:: DATASET EXTRACT ::

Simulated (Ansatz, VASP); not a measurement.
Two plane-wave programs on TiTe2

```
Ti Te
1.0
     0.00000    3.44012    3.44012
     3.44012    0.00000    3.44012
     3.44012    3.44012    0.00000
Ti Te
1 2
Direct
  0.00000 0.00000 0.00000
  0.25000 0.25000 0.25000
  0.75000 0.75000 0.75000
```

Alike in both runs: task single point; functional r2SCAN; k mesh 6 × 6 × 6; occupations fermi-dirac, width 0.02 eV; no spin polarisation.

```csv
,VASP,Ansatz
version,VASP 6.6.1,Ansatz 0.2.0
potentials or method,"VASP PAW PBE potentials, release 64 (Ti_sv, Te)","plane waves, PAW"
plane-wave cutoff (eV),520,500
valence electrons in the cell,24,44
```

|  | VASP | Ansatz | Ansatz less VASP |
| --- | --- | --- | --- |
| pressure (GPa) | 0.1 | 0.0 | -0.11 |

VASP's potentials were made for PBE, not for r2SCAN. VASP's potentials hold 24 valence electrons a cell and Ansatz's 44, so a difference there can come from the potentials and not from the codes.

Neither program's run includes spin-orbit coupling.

:::

◆ **WORK INSTRUCTION**: In the answer, give the lines from the first line of the data through the line with "VASP's potentials were", exactly as they appear and with no additions.

◆ **RESPONSE BOX**:
Simulated (Ansatz, VASP); not a measurement.
Two plane-wave programs on TiTe2

```
Ti Te
1.0
     0.00000    3.44012    3.44012
     3.44012    0.00000    3.44012
     3.44012    3.44012    0.00000
Ti Te
1 2
Direct
  0.00000 0.00000 0.00000
  0.25000 0.25000 0.25000
  0.75000 0.75000 0.75000
```

Alike in both runs: task single point; functional r2SCAN; k mesh 6 × 6 × 6; occupations fermi-dirac, width 0.02 eV; no spin polarisation.

```csv
,VASP,Ansatz
version,VASP 6.6.1,Ansatz 0.2.0
potentials or method,"VASP PAW PBE potentials, release 64 (Ti_sv, Te)","plane waves, PAW"
plane-wave cutoff (eV),520,500
valence electrons in the cell,24,44
```

|  | VASP | Ansatz | Ansatz less VASP |
| --- | --- | --- | --- |
| pressure (GPa) | 0.1 | 0.0 | -0.11 |

VASP's potentials were made for PBE, not for r2SCAN. VASP's potentials hold 24 valence electrons a cell and Ansatz's 44, so a difference there can come from the potentials and not from the codes.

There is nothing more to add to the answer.